- **Required action**
Provide the data again in its entirety, exactly as given.

BEGIN Material supplied

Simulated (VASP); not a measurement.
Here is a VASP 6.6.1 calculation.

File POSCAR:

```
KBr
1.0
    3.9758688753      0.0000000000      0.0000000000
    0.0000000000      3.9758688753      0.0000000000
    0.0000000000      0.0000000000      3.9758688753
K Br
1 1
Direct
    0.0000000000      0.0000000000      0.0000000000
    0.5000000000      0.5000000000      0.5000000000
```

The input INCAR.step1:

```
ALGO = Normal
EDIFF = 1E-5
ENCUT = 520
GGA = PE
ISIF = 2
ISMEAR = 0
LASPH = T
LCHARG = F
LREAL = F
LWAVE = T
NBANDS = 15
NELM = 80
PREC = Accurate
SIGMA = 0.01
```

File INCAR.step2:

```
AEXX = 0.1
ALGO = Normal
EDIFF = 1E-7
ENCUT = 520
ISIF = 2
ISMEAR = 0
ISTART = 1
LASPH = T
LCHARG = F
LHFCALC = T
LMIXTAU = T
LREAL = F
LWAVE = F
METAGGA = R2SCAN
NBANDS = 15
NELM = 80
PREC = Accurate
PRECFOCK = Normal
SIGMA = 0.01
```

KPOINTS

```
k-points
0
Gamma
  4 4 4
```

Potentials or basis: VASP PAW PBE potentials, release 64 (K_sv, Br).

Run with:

END Material supplied

- **Response**
Simulated (VASP); not a measurement.
Here is a VASP 6.6.1 calculation.

File POSCAR:

```
KBr
1.0
    3.9758688753      0.0000000000      0.0000000000
    0.0000000000      3.9758688753      0.0000000000
    0.0000000000      0.0000000000      3.9758688753
K Br
1 1
Direct
    0.0000000000      0.0000000000      0.0000000000
    0.5000000000      0.5000000000      0.5000000000
```

The input INCAR.step1:

```
ALGO = Normal
EDIFF = 1E-5
ENCUT = 520
GGA = PE
ISIF = 2
ISMEAR = 0
LASPH = T
LCHARG = F
LREAL = F
LWAVE = T
NBANDS = 15
NELM = 80
PREC = Accurate
SIGMA = 0.01
```

File INCAR.step2:

```
AEXX = 0.1
ALGO = Normal
EDIFF = 1E-7
ENCUT = 520
ISIF = 2
ISMEAR = 0
ISTART = 1
LASPH = T
LCHARG = F
LHFCALC = T
LMIXTAU = T
LREAL = F
LWAVE = F
METAGGA = R2SCAN
NBANDS = 15
NELM = 80
PREC = Accurate
PRECFOCK = Normal
SIGMA = 0.01
```

KPOINTS

```
k-points
0
Gamma
  4 4 4
```

Potentials or basis: VASP PAW PBE potentials, release 64 (K_sv, Br).

Run with:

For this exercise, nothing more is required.